### TASK ITEM
Using the listing below, set down each line from the line containing "Hardware: 2 threads" through the line containing "Task: How long", both ends included, exactly and with nothing added.

# # # #
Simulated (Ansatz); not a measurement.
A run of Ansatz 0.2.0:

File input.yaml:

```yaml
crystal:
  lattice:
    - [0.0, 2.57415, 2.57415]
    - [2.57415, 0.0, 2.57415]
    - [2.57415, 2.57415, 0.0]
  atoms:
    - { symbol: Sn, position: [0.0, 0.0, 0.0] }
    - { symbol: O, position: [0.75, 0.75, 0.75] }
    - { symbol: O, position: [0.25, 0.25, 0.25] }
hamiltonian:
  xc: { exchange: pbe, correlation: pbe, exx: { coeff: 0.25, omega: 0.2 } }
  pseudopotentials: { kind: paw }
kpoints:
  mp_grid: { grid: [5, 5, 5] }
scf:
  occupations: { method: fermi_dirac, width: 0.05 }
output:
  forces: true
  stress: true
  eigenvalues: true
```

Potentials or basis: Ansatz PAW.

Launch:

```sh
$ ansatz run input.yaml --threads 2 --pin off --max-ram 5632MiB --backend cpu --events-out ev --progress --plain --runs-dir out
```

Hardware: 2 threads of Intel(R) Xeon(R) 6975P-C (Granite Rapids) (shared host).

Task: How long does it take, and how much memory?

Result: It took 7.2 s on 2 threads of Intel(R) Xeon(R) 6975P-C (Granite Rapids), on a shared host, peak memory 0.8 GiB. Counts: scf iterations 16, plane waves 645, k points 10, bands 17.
# # # #

### WORKED SOLUTION
Hardware: 2 threads of Intel(R) Xeon(R) 6975P-C (Granite Rapids) (shared host).

Task: How long does it take, and how much memory?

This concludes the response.